________________

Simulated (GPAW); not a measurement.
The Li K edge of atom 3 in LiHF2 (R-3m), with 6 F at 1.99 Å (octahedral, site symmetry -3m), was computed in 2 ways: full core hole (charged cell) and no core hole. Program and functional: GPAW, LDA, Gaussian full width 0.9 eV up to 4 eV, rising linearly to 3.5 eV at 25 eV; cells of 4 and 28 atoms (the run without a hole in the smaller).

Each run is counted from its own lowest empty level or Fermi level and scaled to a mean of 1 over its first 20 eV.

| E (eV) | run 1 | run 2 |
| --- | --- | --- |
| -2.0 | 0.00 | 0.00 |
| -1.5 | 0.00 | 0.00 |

________________

WORK TASK:
Each of the entries must be written out again exactly.

WRITTEN SOLUTION:
Simulated (GPAW); not a measurement.
The Li K edge of atom 3 in LiHF2 (R-3m), with 6 F at 1.99 Å (octahedral, site symmetry -3m), was computed in 2 ways: full core hole (charged cell) and no core hole. Program and functional: GPAW, LDA, Gaussian full width 0.9 eV up to 4 eV, rising linearly to 3.5 eV at 25 eV; cells of 4 and 28 atoms (the run without a hole in the smaller).

Each run is counted from its own lowest empty level or Fermi level and scaled to a mean of 1 over its first 20 eV.

| E (eV) | run 1 | run 2 |
| --- | --- | --- |
| -2.0 | 0.00 | 0.00 |
| -1.5 | 0.00 | 0.00 |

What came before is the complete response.